§ **Work instruction**: Could you reproduce, from the records below, everything from the line with "### Which of the two is the end point?" down to the line with "Structure A is", keeping both of those lines and changing nothing?

§ **Extracted entries**:
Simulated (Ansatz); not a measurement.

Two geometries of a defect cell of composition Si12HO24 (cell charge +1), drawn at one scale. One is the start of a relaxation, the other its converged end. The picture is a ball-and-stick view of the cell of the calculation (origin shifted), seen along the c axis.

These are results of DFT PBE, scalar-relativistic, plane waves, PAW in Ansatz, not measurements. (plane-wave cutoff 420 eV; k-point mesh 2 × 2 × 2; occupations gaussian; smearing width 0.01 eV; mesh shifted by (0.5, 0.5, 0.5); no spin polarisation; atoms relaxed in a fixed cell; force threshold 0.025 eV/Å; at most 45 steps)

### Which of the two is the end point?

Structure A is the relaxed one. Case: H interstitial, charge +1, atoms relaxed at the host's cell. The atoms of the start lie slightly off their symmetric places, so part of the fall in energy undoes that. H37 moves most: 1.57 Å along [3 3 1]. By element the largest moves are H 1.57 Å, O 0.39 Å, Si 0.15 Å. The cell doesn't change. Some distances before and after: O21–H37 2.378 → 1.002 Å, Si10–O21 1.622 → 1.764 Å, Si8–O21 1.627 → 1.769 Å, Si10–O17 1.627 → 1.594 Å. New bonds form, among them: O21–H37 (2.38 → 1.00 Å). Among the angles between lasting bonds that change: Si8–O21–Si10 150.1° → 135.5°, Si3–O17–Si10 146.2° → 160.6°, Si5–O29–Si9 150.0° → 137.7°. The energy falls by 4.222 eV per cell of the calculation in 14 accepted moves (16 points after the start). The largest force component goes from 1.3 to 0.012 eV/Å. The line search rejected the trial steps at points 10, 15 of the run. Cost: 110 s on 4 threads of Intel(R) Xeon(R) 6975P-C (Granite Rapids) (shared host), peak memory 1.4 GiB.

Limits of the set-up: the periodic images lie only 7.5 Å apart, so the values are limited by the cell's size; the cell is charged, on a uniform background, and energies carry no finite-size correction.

§ **Exercise result**:
### Which of the two is the end point?

Structure A is the relaxed one. Case: H interstitial, charge +1, atoms relaxed at the host's cell. The atoms of the start lie slightly off their symmetric places, so part of the fall in energy undoes that. H37 moves most: 1.57 Å along [3 3 1]. By element the largest moves are H 1.57 Å, O 0.39 Å, Si 0.15 Å. The cell doesn't change. Some distances before and after: O21–H37 2.378 → 1.002 Å, Si10–O21 1.622 → 1.764 Å, Si8–O21 1.627 → 1.769 Å, Si10–O17 1.627 → 1.594 Å. New bonds form, among them: O21–H37 (2.38 → 1.00 Å). Among the angles between lasting bonds that change: Si8–O21–Si10 150.1° → 135.5°, Si3–O17–Si10 146.2° → 160.6°, Si5–O29–Si9 150.0° → 137.7°. The energy falls by 4.222 eV per cell of the calculation in 14 accepted moves (16 points after the start). The largest force component goes from 1.3 to 0.012 eV/Å. The line search rejected the trial steps at points 10, 15 of the run. Cost: 110 s on 4 threads of Intel(R) Xeon(R) 6975P-C (Granite Rapids) (shared host), peak memory 1.4 GiB.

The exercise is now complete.